- DATA EXCERPTS
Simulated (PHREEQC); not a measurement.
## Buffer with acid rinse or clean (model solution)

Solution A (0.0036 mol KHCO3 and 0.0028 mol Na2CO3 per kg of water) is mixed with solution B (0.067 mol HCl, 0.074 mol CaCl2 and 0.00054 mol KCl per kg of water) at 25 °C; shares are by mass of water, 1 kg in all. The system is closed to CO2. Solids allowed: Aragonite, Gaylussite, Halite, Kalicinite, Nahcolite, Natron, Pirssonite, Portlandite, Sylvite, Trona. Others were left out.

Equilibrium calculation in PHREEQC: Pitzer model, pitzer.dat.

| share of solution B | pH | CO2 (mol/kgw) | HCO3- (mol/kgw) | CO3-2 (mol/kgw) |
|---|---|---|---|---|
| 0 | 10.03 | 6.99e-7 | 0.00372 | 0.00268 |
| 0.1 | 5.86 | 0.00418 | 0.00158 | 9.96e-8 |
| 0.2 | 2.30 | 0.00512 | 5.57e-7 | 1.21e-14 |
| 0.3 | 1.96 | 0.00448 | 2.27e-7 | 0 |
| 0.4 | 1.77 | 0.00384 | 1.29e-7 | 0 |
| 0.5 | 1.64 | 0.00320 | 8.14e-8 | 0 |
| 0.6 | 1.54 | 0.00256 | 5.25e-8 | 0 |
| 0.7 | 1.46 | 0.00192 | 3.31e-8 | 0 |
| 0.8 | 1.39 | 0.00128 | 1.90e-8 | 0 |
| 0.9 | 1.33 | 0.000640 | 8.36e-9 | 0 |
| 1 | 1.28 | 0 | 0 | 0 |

- WORK TASK
Repeat exactly the lines of the material above, taking the first line, the line with "8.14e-8 | 0 |", and every line between them.

- YOUR SOLUTION
Simulated (PHREEQC); not a measurement.
## Buffer with acid rinse or clean (model solution)

Solution A (0.0036 mol KHCO3 and 0.0028 mol Na2CO3 per kg of water) is mixed with solution B (0.067 mol HCl, 0.074 mol CaCl2 and 0.00054 mol KCl per kg of water) at 25 °C; shares are by mass of water, 1 kg in all. The system is closed to CO2. Solids allowed: Aragonite, Gaylussite, Halite, Kalicinite, Nahcolite, Natron, Pirssonite, Portlandite, Sylvite, Trona. Others were left out.

Equilibrium calculation in PHREEQC: Pitzer model, pitzer.dat.

| share of solution B | pH | CO2 (mol/kgw) | HCO3- (mol/kgw) | CO3-2 (mol/kgw) |
|---|---|---|---|---|
| 0 | 10.03 | 6.99e-7 | 0.00372 | 0.00268 |
| 0.1 | 5.86 | 0.00418 | 0.00158 | 9.96e-8 |
| 0.2 | 2.30 | 0.00512 | 5.57e-7 | 1.21e-14 |
| 0.3 | 1.96 | 0.00448 | 2.27e-7 | 0 |
| 0.4 | 1.77 | 0.00384 | 1.29e-7 | 0 |
| 0.5 | 1.64 | 0.00320 | 8.14e-8 | 0 |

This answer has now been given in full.